*BRIEF:*
Only the lines from the top of the material through the line containing "Levels of ZrS⁺ obtained" should be restated, each one exactly.

┄┄┄┄┄┄┄┄┄┄
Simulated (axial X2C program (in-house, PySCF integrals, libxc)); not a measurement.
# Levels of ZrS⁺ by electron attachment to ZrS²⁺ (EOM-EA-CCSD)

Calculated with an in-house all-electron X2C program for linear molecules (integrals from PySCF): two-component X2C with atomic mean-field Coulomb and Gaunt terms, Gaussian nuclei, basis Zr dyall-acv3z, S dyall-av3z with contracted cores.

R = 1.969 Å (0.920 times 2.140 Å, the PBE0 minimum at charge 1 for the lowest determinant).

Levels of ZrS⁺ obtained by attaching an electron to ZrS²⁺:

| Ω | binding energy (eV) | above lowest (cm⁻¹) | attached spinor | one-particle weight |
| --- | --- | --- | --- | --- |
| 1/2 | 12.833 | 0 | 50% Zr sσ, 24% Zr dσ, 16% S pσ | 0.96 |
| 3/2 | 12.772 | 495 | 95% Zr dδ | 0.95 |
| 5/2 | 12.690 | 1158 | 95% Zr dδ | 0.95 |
┄┄┄┄┄┄┄┄┄┄

*REPLY:*
Simulated (axial X2C program (in-house, PySCF integrals, libxc)); not a measurement.
# Levels of ZrS⁺ by electron attachment to ZrS²⁺ (EOM-EA-CCSD)

Calculated with an in-house all-electron X2C program for linear molecules (integrals from PySCF): two-component X2C with atomic mean-field Coulomb and Gaunt terms, Gaussian nuclei, basis Zr dyall-acv3z, S dyall-av3z with contracted cores.

R = 1.969 Å (0.920 times 2.140 Å, the PBE0 minimum at charge 1 for the lowest determinant).

Levels of ZrS⁺ obtained by attaching an electron to ZrS²⁺:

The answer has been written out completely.